┄┄┄┄┄┄┄┄┄┄

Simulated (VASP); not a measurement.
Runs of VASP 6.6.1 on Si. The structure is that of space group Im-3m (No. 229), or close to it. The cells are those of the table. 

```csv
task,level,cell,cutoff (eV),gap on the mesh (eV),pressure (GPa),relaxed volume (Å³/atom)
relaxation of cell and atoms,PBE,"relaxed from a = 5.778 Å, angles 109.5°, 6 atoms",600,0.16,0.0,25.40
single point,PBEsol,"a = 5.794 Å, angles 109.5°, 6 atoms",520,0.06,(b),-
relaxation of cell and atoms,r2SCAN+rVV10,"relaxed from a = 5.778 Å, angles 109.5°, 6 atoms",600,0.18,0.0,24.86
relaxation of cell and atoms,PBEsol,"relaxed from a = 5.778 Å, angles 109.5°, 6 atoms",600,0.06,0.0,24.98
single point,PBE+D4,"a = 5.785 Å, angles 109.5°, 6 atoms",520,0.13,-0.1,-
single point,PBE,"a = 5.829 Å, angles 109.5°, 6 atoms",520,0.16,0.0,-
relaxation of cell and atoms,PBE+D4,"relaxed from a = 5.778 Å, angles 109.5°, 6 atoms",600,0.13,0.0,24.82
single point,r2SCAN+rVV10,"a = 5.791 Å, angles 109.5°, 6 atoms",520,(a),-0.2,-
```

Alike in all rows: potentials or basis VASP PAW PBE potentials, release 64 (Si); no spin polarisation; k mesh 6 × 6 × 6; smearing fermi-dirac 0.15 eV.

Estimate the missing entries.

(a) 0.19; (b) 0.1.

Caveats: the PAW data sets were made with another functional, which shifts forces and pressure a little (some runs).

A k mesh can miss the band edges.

┄┄┄┄┄┄┄┄┄┄

Please retype the top of the data exactly, down to and including the line that holds "Caveats: the PAW", and nothing further.

» **Problem solution**:
Simulated (VASP); not a measurement.
Runs of VASP 6.6.1 on Si. The structure is that of space group Im-3m (No. 229), or close to it. The cells are those of the table. 

```csv
task,level,cell,cutoff (eV),gap on the mesh (eV),pressure (GPa),relaxed volume (Å³/atom)
relaxation of cell and atoms,PBE,"relaxed from a = 5.778 Å, angles 109.5°, 6 atoms",600,0.16,0.0,25.40
single point,PBEsol,"a = 5.794 Å, angles 109.5°, 6 atoms",520,0.06,(b),-
relaxation of cell and atoms,r2SCAN+rVV10,"relaxed from a = 5.778 Å, angles 109.5°, 6 atoms",600,0.18,0.0,24.86
relaxation of cell and atoms,PBEsol,"relaxed from a = 5.778 Å, angles 109.5°, 6 atoms",600,0.06,0.0,24.98
single point,PBE+D4,"a = 5.785 Å, angles 109.5°, 6 atoms",520,0.13,-0.1,-
single point,PBE,"a = 5.829 Å, angles 109.5°, 6 atoms",520,0.16,0.0,-
relaxation of cell and atoms,PBE+D4,"relaxed from a = 5.778 Å, angles 109.5°, 6 atoms",600,0.13,0.0,24.82
single point,r2SCAN+rVV10,"a = 5.791 Å, angles 109.5°, 6 atoms",520,(a),-0.2,-
```

Alike in all rows: potentials or basis VASP PAW PBE potentials, release 64 (Si); no spin polarisation; k mesh 6 × 6 × 6; smearing fermi-dirac 0.15 eV.

Estimate the missing entries.

(a) 0.19; (b) 0.1.

Caveats: the PAW data sets were made with another functional, which shifts forces and pressure a little (some runs).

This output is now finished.